◆ DATA:
........
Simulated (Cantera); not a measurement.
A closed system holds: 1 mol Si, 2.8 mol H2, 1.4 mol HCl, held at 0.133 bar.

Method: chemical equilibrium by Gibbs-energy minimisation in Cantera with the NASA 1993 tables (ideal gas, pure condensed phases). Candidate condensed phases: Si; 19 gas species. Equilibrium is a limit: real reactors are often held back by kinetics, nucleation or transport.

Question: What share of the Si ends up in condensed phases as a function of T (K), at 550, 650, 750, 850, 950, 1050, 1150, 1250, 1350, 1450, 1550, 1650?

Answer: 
........

◆ TASK ITEM: Please write out all of the records above, character for character.

◆ EXERCISE RESPONSE:
Simulated (Cantera); not a measurement.
A closed system holds: 1 mol Si, 2.8 mol H2, 1.4 mol HCl, held at 0.133 bar.

Method: chemical equilibrium by Gibbs-energy minimisation in Cantera with the NASA 1993 tables (ideal gas, pure condensed phases). Candidate condensed phases: Si; 19 gas species. Equilibrium is a limit: real reactors are often held back by kinetics, nucleation or transport.

Question: What share of the Si ends up in condensed phases as a function of T (K), at 550, 650, 750, 850, 950, 1050, 1150, 1250, 1350, 1450, 1550, 1650?

Answer: 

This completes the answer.